# PROVIDED INFORMATION
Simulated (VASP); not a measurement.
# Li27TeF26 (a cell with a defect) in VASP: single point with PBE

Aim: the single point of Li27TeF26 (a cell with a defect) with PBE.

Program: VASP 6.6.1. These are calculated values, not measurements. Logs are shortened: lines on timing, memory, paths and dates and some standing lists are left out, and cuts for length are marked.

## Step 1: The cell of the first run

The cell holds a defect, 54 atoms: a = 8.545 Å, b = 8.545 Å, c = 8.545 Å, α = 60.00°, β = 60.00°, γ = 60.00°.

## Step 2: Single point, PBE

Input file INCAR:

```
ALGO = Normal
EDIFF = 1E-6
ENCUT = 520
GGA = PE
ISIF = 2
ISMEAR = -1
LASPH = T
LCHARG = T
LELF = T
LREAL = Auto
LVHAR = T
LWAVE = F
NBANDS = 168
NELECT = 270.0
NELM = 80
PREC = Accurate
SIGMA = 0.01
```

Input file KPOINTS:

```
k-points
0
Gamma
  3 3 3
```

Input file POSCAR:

# BRIEF
Nothing but the lines from the top of the records down to the line with "Aim: the single" belongs in the answer; repeat them exactly.

# YOUR SOLUTION
Simulated (VASP); not a measurement.
# Li27TeF26 (a cell with a defect) in VASP: single point with PBE

Aim: the single point of Li27TeF26 (a cell with a defect) with PBE.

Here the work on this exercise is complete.